▶ [Data]
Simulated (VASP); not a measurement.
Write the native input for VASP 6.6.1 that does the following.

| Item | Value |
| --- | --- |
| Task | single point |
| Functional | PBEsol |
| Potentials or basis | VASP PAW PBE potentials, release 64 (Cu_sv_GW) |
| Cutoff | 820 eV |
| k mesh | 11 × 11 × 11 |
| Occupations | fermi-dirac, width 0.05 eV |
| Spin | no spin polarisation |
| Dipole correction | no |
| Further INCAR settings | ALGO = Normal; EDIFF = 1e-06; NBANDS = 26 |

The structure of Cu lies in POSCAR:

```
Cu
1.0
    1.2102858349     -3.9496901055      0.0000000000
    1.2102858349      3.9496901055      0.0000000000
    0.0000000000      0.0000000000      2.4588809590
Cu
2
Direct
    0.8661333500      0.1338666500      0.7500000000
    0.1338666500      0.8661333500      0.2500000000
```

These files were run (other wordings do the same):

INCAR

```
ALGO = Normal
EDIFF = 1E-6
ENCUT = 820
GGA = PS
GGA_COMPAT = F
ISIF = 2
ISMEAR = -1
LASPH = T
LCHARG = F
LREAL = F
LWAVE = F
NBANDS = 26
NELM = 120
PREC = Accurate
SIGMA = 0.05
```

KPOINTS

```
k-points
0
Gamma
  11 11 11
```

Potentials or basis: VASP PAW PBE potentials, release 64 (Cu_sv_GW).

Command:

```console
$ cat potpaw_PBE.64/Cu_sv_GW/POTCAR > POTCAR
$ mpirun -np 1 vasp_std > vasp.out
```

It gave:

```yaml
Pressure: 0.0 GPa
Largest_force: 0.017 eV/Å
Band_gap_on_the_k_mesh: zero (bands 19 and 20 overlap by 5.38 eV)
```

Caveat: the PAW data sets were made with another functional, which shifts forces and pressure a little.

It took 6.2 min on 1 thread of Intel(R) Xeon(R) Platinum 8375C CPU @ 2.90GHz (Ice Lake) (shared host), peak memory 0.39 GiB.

▶ [Work request]
Only the lines from the top of the data through the line that contains "Caveat: the PAW" should be quoted, exactly as they stand.

▶ [Written answer]
Simulated (VASP); not a measurement.
Write the native input for VASP 6.6.1 that does the following.

| Item | Value |
| --- | --- |
| Task | single point |
| Functional | PBEsol |
| Potentials or basis | VASP PAW PBE potentials, release 64 (Cu_sv_GW) |
| Cutoff | 820 eV |
| k mesh | 11 × 11 × 11 |
| Occupations | fermi-dirac, width 0.05 eV |
| Spin | no spin polarisation |
| Dipole correction | no |
| Further INCAR settings | ALGO = Normal; EDIFF = 1e-06; NBANDS = 26 |

The structure of Cu lies in POSCAR:

```
Cu
1.0
    1.2102858349     -3.9496901055      0.0000000000
    1.2102858349      3.9496901055      0.0000000000
    0.0000000000      0.0000000000      2.4588809590
Cu
2
Direct
    0.8661333500      0.1338666500      0.7500000000
    0.1338666500      0.8661333500      0.2500000000
```

These files were run (other wordings do the same):

INCAR

```
ALGO = Normal
EDIFF = 1E-6
ENCUT = 820
GGA = PS
GGA_COMPAT = F
ISIF = 2
ISMEAR = -1
LASPH = T
LCHARG = F
LREAL = F
LWAVE = F
NBANDS = 26
NELM = 120
PREC = Accurate
SIGMA = 0.05
```

KPOINTS

```
k-points
0
Gamma
  11 11 11
```

Potentials or basis: VASP PAW PBE potentials, release 64 (Cu_sv_GW).

Command:

```console
$ cat potpaw_PBE.64/Cu_sv_GW/POTCAR > POTCAR
$ mpirun -np 1 vasp_std > vasp.out
```

It gave:

```yaml
Pressure: 0.0 GPa
Largest_force: 0.017 eV/Å
Band_gap_on_the_k_mesh: zero (bands 19 and 20 overlap by 5.38 eV)
```

Caveat: the PAW data sets were made with another functional, which shifts forces and pressure a little.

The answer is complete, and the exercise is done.